▸ GIVEN ENTRIES:
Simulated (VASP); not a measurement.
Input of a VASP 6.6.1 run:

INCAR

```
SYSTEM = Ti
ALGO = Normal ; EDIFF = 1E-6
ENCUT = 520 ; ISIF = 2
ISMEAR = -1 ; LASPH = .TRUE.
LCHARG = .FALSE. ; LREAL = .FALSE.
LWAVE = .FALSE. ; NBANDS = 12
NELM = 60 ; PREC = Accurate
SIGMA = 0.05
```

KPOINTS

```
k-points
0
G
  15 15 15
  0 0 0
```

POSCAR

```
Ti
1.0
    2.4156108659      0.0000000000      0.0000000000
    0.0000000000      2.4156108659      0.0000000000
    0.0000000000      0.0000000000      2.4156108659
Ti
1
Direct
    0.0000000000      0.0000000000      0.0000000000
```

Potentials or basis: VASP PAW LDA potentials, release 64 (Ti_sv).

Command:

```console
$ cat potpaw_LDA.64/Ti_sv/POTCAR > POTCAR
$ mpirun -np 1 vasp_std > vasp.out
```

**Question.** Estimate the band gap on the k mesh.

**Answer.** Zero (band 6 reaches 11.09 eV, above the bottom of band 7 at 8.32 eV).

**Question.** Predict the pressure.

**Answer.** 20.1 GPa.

▸ WORK INSTRUCTION:
Looking at the data above, write out exactly the lines that start at the one containing "Input of a VASP" and end at the one containing "Predict the pressure."; include both and nothing beyond.

▸ TASK OUTPUT:
Input of a VASP 6.6.1 run:

INCAR

```
SYSTEM = Ti
ALGO = Normal ; EDIFF = 1E-6
ENCUT = 520 ; ISIF = 2
ISMEAR = -1 ; LASPH = .TRUE.
LCHARG = .FALSE. ; LREAL = .FALSE.
LWAVE = .FALSE. ; NBANDS = 12
NELM = 60 ; PREC = Accurate
SIGMA = 0.05
```

KPOINTS

```
k-points
0
G
  15 15 15
  0 0 0
```

POSCAR

```
Ti
1.0
    2.4156108659      0.0000000000      0.0000000000
    0.0000000000      2.4156108659      0.0000000000
    0.0000000000      0.0000000000      2.4156108659
Ti
1
Direct
    0.0000000000      0.0000000000      0.0000000000
```

Potentials or basis: VASP PAW LDA potentials, release 64 (Ti_sv).

Command:

```console
$ cat potpaw_LDA.64/Ti_sv/POTCAR > POTCAR
$ mpirun -np 1 vasp_std > vasp.out
```

**Question.** Estimate the band gap on the k mesh.

**Answer.** Zero (band 6 reaches 11.09 eV, above the bottom of band 7 at 8.32 eV).

**Question.** Predict the pressure.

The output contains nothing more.